━━━━━━

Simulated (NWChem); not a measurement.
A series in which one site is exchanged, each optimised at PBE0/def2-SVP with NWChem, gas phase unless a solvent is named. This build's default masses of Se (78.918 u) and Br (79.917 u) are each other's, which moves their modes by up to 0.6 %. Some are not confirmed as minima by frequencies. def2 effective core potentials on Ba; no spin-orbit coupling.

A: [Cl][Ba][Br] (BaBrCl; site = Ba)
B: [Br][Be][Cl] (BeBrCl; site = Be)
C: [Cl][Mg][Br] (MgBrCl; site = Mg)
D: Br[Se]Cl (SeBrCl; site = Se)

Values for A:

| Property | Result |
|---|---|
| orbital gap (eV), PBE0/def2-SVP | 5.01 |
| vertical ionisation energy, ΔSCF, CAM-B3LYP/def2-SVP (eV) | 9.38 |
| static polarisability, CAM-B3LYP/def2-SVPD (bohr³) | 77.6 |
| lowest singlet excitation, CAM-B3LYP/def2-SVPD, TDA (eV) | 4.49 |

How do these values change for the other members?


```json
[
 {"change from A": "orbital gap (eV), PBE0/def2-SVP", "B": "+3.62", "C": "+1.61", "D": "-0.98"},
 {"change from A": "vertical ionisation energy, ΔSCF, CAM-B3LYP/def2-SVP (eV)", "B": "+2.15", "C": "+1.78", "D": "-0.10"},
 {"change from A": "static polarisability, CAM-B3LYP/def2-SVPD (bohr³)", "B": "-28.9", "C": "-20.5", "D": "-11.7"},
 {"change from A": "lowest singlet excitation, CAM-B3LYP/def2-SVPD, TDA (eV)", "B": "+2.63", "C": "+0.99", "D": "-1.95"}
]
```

━━━━━━

Leave out every line above except those from the line with "Property | Result |" up to and including the line with "(eV) | 4.49 |", and copy those exactly.

| Property | Result |
|---|---|
| orbital gap (eV), PBE0/def2-SVP | 5.01 |
| vertical ionisation energy, ΔSCF, CAM-B3LYP/def2-SVP (eV) | 9.38 |
| static polarisability, CAM-B3LYP/def2-SVPD (bohr³) | 77.6 |
| lowest singlet excitation, CAM-B3LYP/def2-SVPD, TDA (eV) | 4.49 |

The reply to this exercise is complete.